- WORK REQUEST: What do the entries below say? Restate them word for word.

- RECORDED DATA:
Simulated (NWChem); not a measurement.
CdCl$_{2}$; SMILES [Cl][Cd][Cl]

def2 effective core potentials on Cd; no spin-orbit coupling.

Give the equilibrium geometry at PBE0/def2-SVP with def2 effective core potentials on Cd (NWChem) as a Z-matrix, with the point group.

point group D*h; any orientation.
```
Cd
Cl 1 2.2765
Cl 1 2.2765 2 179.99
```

- TASK SOLUTION:
Simulated (NWChem); not a measurement.
CdCl$_{2}$; SMILES [Cl][Cd][Cl]

def2 effective core potentials on Cd; no spin-orbit coupling.

Give the equilibrium geometry at PBE0/def2-SVP with def2 effective core potentials on Cd (NWChem) as a Z-matrix, with the point group.

point group D*h; any orientation.
```
Cd
Cl 1 2.2765
Cl 1 2.2765 2 179.99
```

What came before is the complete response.